━━━━━ DATA LISTING ━━━━━

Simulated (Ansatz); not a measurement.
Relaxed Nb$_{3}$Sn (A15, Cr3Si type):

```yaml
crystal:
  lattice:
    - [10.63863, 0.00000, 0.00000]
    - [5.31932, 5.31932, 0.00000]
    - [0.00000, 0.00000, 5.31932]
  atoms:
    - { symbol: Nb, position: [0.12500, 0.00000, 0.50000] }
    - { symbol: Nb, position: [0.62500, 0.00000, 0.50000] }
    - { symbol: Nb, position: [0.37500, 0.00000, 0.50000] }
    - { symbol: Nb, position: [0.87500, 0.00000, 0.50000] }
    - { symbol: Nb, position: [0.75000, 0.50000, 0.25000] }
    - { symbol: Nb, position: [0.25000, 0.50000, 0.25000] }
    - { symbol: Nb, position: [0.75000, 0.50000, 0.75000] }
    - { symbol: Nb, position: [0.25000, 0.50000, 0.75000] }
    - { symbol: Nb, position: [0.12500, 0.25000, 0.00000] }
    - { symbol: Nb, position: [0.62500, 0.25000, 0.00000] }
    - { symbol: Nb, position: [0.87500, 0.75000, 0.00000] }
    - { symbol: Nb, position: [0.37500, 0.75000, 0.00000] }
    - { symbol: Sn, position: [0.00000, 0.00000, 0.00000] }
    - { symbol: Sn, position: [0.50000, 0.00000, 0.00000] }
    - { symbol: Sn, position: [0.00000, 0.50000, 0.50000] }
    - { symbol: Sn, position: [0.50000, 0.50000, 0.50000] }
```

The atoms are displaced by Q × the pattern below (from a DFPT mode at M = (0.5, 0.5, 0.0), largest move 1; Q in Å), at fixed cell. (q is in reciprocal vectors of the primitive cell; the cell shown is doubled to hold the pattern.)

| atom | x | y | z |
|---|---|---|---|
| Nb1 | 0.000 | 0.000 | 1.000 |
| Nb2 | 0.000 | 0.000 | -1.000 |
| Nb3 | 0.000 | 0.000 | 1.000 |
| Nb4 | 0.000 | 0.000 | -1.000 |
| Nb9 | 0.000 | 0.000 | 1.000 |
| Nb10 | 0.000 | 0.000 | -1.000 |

━━━━━

WORK TASK:
Set down exactly the lines from the opening line of the material through the line in which "Nb2 | 0.000 | 0.000 | -1.000 |" occurs, both included, and no other lines.

WRITTEN ANSWER:
Simulated (Ansatz); not a measurement.
Relaxed Nb$_{3}$Sn (A15, Cr3Si type):

```yaml
crystal:
  lattice:
    - [10.63863, 0.00000, 0.00000]
    - [5.31932, 5.31932, 0.00000]
    - [0.00000, 0.00000, 5.31932]
  atoms:
    - { symbol: Nb, position: [0.12500, 0.00000, 0.50000] }
    - { symbol: Nb, position: [0.62500, 0.00000, 0.50000] }
    - { symbol: Nb, position: [0.37500, 0.00000, 0.50000] }
    - { symbol: Nb, position: [0.87500, 0.00000, 0.50000] }
    - { symbol: Nb, position: [0.75000, 0.50000, 0.25000] }
    - { symbol: Nb, position: [0.25000, 0.50000, 0.25000] }
    - { symbol: Nb, position: [0.75000, 0.50000, 0.75000] }
    - { symbol: Nb, position: [0.25000, 0.50000, 0.75000] }
    - { symbol: Nb, position: [0.12500, 0.25000, 0.00000] }
    - { symbol: Nb, position: [0.62500, 0.25000, 0.00000] }
    - { symbol: Nb, position: [0.87500, 0.75000, 0.00000] }
    - { symbol: Nb, position: [0.37500, 0.75000, 0.00000] }
    - { symbol: Sn, position: [0.00000, 0.00000, 0.00000] }
    - { symbol: Sn, position: [0.50000, 0.00000, 0.00000] }
    - { symbol: Sn, position: [0.00000, 0.50000, 0.50000] }
    - { symbol: Sn, position: [0.50000, 0.50000, 0.50000] }
```

The atoms are displaced by Q × the pattern below (from a DFPT mode at M = (0.5, 0.5, 0.0), largest move 1; Q in Å), at fixed cell. (q is in reciprocal vectors of the primitive cell; the cell shown is doubled to hold the pattern.)

| atom | x | y | z |
|---|---|---|---|
| Nb1 | 0.000 | 0.000 | 1.000 |
| Nb2 | 0.000 | 0.000 | -1.000 |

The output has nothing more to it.